§ WORK INSTRUCTION
What follows is a set of records; give them all back exactly.

◆ ◆ ◆ ◆
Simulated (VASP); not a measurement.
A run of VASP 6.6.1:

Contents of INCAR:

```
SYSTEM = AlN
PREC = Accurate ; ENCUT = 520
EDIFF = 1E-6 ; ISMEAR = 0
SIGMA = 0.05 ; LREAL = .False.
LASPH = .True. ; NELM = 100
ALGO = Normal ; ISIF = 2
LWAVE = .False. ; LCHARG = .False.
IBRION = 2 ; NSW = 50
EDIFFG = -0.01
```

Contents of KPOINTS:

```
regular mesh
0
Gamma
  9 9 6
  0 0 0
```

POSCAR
◆ ◆ ◆ ◆

§ TASK OUTPUT
Simulated (VASP); not a measurement.
A run of VASP 6.6.1:

Contents of INCAR:

```
SYSTEM = AlN
PREC = Accurate ; ENCUT = 520
EDIFF = 1E-6 ; ISMEAR = 0
SIGMA = 0.05 ; LREAL = .False.
LASPH = .True. ; NELM = 100
ALGO = Normal ; ISIF = 2
LWAVE = .False. ; LCHARG = .False.
IBRION = 2 ; NSW = 50
EDIFFG = -0.01
```

Contents of KPOINTS:

```
regular mesh
0
Gamma
  9 9 6
  0 0 0
```

POSCAR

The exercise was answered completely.